[Record excerpts]
┌──

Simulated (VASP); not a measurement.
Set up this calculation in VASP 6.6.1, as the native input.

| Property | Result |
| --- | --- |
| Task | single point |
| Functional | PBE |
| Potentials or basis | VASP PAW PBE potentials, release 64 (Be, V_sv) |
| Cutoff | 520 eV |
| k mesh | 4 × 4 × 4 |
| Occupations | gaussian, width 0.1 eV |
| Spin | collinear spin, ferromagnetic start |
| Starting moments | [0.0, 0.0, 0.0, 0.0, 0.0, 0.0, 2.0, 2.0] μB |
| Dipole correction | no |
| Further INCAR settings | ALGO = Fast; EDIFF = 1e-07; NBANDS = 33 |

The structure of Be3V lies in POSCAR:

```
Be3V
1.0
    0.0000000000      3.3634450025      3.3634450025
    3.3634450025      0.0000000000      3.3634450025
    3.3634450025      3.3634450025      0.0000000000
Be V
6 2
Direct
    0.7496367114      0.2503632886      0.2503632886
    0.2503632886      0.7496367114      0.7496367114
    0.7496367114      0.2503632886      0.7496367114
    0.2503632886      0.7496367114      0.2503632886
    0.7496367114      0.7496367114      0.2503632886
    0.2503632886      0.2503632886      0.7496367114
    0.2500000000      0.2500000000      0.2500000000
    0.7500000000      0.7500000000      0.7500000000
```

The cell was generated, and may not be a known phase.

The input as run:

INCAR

└──

[Work order]
Could you transcribe all of the data exactly as it is given?

[Response box]
Simulated (VASP); not a measurement.
Set up this calculation in VASP 6.6.1, as the native input.

| Property | Result |
| --- | --- |
| Task | single point |
| Functional | PBE |
| Potentials or basis | VASP PAW PBE potentials, release 64 (Be, V_sv) |
| Cutoff | 520 eV |
| k mesh | 4 × 4 × 4 |
| Occupations | gaussian, width 0.1 eV |
| Spin | collinear spin, ferromagnetic start |
| Starting moments | [0.0, 0.0, 0.0, 0.0, 0.0, 0.0, 2.0, 2.0] μB |
| Dipole correction | no |
| Further INCAR settings | ALGO = Fast; EDIFF = 1e-07; NBANDS = 33 |

The structure of Be3V lies in POSCAR:

```
Be3V
1.0
    0.0000000000      3.3634450025      3.3634450025
    3.3634450025      0.0000000000      3.3634450025
    3.3634450025      3.3634450025      0.0000000000
Be V
6 2
Direct
    0.7496367114      0.2503632886      0.2503632886
    0.2503632886      0.7496367114      0.7496367114
    0.7496367114      0.2503632886      0.7496367114
    0.2503632886      0.7496367114      0.2503632886
    0.7496367114      0.7496367114      0.2503632886
    0.2503632886      0.2503632886      0.7496367114
    0.2500000000      0.2500000000      0.2500000000
    0.7500000000      0.7500000000      0.7500000000
```

The cell was generated, and may not be a known phase.

The input as run:

INCAR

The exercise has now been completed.